WORK ORDER:
Every record here should be printed again exactly.

LISTED ENTRIES:
--- START ---

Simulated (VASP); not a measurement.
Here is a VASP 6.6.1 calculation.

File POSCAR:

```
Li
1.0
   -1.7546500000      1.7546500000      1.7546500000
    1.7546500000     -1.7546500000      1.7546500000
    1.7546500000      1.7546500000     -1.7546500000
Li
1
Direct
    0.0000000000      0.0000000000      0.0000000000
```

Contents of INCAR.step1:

--- END ---

WRITTEN ANSWER:
Simulated (VASP); not a measurement.
Here is a VASP 6.6.1 calculation.

File POSCAR:

```
Li
1.0
   -1.7546500000      1.7546500000      1.7546500000
    1.7546500000     -1.7546500000      1.7546500000
    1.7546500000      1.7546500000     -1.7546500000
Li
1
Direct
    0.0000000000      0.0000000000      0.0000000000
```

Contents of INCAR.step1:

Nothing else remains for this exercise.